Requirement
Write out, word for word, every line in the data below from the one containing "This one geometry" to the one containing "How does the", both of them included.

Given records
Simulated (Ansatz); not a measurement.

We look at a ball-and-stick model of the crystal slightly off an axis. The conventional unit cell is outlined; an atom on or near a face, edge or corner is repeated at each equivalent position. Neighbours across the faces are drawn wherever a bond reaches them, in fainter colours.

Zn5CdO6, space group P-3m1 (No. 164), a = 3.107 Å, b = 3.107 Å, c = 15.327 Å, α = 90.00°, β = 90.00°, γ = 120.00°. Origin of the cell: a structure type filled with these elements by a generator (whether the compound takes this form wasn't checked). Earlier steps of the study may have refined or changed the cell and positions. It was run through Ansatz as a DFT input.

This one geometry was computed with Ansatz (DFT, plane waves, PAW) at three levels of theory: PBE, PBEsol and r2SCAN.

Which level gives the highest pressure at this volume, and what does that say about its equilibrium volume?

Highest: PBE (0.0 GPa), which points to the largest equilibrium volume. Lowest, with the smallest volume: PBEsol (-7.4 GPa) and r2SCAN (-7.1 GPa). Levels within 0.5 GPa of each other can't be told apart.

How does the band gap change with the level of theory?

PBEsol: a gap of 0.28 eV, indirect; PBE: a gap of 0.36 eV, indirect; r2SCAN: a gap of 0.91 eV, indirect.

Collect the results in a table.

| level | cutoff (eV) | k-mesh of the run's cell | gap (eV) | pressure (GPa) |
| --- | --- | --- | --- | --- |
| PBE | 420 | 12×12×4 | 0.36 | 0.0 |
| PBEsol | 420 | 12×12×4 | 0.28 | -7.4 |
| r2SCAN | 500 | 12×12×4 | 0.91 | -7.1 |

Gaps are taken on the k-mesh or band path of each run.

Your solution
This one geometry was computed with Ansatz (DFT, plane waves, PAW) at three levels of theory: PBE, PBEsol and r2SCAN.

Which level gives the highest pressure at this volume, and what does that say about its equilibrium volume?

Highest: PBE (0.0 GPa), which points to the largest equilibrium volume. Lowest, with the smallest volume: PBEsol (-7.4 GPa) and r2SCAN (-7.1 GPa). Levels within 0.5 GPa of each other can't be told apart.

How does the band gap change with the level of theory?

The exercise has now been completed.